- **WORK TASK**
Output the records. Match them exactly.

************

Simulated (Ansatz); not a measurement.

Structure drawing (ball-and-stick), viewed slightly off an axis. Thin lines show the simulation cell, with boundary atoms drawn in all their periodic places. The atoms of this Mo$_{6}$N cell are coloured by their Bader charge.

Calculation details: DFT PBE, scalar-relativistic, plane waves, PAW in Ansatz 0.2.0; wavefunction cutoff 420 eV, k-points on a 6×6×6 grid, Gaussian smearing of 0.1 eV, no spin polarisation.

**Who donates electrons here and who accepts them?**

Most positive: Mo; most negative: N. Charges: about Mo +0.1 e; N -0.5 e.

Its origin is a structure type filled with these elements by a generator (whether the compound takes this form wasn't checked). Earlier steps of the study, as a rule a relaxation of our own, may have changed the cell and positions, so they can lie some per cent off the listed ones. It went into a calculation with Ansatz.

************

- **WRITTEN RESPONSE**
Simulated (Ansatz); not a measurement.

Structure drawing (ball-and-stick), viewed slightly off an axis. Thin lines show the simulation cell, with boundary atoms drawn in all their periodic places. The atoms of this Mo$_{6}$N cell are coloured by their Bader charge.

Calculation details: DFT PBE, scalar-relativistic, plane waves, PAW in Ansatz 0.2.0; wavefunction cutoff 420 eV, k-points on a 6×6×6 grid, Gaussian smearing of 0.1 eV, no spin polarisation.

**Who donates electrons here and who accepts them?**

Most positive: Mo; most negative: N. Charges: about Mo +0.1 e; N -0.5 e.

Its origin is a structure type filled with these elements by a generator (whether the compound takes this form wasn't checked). Earlier steps of the study, as a rule a relaxation of our own, may have changed the cell and positions, so they can lie some per cent off the listed ones. It went into a calculation with Ansatz.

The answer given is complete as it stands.